• [Given information]:
=== Section Start ===

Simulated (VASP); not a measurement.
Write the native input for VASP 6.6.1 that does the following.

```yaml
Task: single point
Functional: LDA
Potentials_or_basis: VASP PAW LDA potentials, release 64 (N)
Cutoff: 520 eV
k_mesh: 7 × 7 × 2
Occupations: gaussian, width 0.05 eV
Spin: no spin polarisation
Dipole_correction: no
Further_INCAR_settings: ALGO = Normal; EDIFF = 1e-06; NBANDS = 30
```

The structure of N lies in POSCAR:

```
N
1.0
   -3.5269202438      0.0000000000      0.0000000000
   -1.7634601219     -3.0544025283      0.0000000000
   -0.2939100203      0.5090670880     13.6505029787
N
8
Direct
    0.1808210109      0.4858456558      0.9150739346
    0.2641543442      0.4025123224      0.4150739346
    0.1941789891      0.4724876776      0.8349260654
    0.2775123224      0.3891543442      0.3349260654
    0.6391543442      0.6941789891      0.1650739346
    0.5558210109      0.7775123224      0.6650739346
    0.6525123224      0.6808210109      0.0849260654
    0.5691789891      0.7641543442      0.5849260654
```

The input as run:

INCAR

=== Section End ===

• [Exercise]: So that nothing is lost, please repeat all of the entries exactly.

• [Response area]:
Simulated (VASP); not a measurement.
Write the native input for VASP 6.6.1 that does the following.

```yaml
Task: single point
Functional: LDA
Potentials_or_basis: VASP PAW LDA potentials, release 64 (N)
Cutoff: 520 eV
k_mesh: 7 × 7 × 2
Occupations: gaussian, width 0.05 eV
Spin: no spin polarisation
Dipole_correction: no
Further_INCAR_settings: ALGO = Normal; EDIFF = 1e-06; NBANDS = 30
```

The structure of N lies in POSCAR:

```
N
1.0
   -3.5269202438      0.0000000000      0.0000000000
   -1.7634601219     -3.0544025283      0.0000000000
   -0.2939100203      0.5090670880     13.6505029787
N
8
Direct
    0.1808210109      0.4858456558      0.9150739346
    0.2641543442      0.4025123224      0.4150739346
    0.1941789891      0.4724876776      0.8349260654
    0.2775123224      0.3891543442      0.3349260654
    0.6391543442      0.6941789891      0.1650739346
    0.5558210109      0.7775123224      0.6650739346
    0.6525123224      0.6808210109      0.0849260654
    0.5691789891      0.7641543442      0.5849260654
```

The input as run:

INCAR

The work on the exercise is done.